(Dataset)

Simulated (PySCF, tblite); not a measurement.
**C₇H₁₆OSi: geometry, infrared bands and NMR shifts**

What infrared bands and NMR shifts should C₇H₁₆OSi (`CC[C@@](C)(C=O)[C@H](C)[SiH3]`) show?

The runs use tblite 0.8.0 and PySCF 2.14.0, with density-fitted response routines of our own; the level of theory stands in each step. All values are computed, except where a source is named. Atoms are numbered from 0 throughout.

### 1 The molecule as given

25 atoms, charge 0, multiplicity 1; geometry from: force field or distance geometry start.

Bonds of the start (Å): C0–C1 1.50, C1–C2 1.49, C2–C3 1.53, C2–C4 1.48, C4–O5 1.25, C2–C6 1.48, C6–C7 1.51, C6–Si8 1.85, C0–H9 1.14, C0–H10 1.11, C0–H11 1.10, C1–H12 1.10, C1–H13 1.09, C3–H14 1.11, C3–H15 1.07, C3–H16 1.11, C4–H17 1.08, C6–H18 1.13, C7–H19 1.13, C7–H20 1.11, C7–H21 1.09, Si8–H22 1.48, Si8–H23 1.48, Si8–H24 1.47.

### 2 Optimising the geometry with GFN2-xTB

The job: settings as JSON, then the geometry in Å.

(End Dataset)

> Action item: Print, please, the lines above from the very first through the one that holds "### 2 Optimising the geometry with GFN2-xTB", both included, word for word and with nothing else.

> Solution:
Simulated (PySCF, tblite); not a measurement.
**C₇H₁₆OSi: geometry, infrared bands and NMR shifts**

What infrared bands and NMR shifts should C₇H₁₆OSi (`CC[C@@](C)(C=O)[C@H](C)[SiH3]`) show?

The runs use tblite 0.8.0 and PySCF 2.14.0, with density-fitted response routines of our own; the level of theory stands in each step. All values are computed, except where a source is named. Atoms are numbered from 0 throughout.

### 1 The molecule as given

25 atoms, charge 0, multiplicity 1; geometry from: force field or distance geometry start.

Bonds of the start (Å): C0–C1 1.50, C1–C2 1.49, C2–C3 1.53, C2–C4 1.48, C4–O5 1.25, C2–C6 1.48, C6–C7 1.51, C6–Si8 1.85, C0–H9 1.14, C0–H10 1.11, C0–H11 1.10, C1–H12 1.10, C1–H13 1.09, C3–H14 1.11, C3–H15 1.07, C3–H16 1.11, C4–H17 1.08, C6–H18 1.13, C7–H19 1.13, C7–H20 1.11, C7–H21 1.09, Si8–H22 1.48, Si8–H23 1.48, Si8–H24 1.47.

### 2 Optimising the geometry with GFN2-xTB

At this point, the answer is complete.